ASSIGNED TASK: Your task is to transcribe the data in full.

[Start of Attachment]

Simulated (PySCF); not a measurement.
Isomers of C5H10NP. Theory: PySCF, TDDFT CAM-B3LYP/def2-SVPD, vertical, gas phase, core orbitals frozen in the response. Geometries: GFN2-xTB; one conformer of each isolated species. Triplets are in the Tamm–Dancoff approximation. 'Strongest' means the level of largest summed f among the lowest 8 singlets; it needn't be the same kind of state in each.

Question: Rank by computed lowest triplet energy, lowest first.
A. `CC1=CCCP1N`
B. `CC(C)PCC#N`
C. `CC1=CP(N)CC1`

[End of Attachment]

TASK OUTPUT:
Simulated (PySCF); not a measurement.
Isomers of C5H10NP. Theory: PySCF, TDDFT CAM-B3LYP/def2-SVPD, vertical, gas phase, core orbitals frozen in the response. Geometries: GFN2-xTB; one conformer of each isolated species. Triplets are in the Tamm–Dancoff approximation. 'Strongest' means the level of largest summed f among the lowest 8 singlets; it needn't be the same kind of state in each.

Question: Rank by computed lowest triplet energy, lowest first.
A. `CC1=CCCP1N`
B. `CC(C)PCC#N`
C. `CC1=CP(N)CC1`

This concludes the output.